**Excerpted records:**
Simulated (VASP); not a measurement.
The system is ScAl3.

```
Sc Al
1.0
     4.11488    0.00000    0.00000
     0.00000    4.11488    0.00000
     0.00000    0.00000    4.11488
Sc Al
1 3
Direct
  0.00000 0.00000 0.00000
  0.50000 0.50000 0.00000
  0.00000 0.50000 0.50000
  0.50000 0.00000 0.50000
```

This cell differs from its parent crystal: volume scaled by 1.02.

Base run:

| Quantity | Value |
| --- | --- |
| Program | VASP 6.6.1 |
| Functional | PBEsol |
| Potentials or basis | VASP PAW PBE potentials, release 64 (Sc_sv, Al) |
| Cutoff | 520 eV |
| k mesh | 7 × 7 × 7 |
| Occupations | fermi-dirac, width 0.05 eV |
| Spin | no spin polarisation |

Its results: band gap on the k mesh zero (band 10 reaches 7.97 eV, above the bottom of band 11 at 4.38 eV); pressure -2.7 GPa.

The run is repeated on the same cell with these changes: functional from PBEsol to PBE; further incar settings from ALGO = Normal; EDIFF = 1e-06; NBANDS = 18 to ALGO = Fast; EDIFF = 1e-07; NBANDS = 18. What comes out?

**Work instruction:**
Transcribe all of the entries without alteration.

**Answer space:**
Simulated (VASP); not a measurement.
The system is ScAl3.

```
Sc Al
1.0
     4.11488    0.00000    0.00000
     0.00000    4.11488    0.00000
     0.00000    0.00000    4.11488
Sc Al
1 3
Direct
  0.00000 0.00000 0.00000
  0.50000 0.50000 0.00000
  0.00000 0.50000 0.50000
  0.50000 0.00000 0.50000
```

This cell differs from its parent crystal: volume scaled by 1.02.

Base run:

| Quantity | Value |
| --- | --- |
| Program | VASP 6.6.1 |
| Functional | PBEsol |
| Potentials or basis | VASP PAW PBE potentials, release 64 (Sc_sv, Al) |
| Cutoff | 520 eV |
| k mesh | 7 × 7 × 7 |
| Occupations | fermi-dirac, width 0.05 eV |
| Spin | no spin polarisation |

Its results: band gap on the k mesh zero (band 10 reaches 7.97 eV, above the bottom of band 11 at 4.38 eV); pressure -2.7 GPa.

The run is repeated on the same cell with these changes: functional from PBEsol to PBE; further incar settings from ALGO = Normal; EDIFF = 1e-06; NBANDS = 18 to ALGO = Fast; EDIFF = 1e-07; NBANDS = 18. What comes out?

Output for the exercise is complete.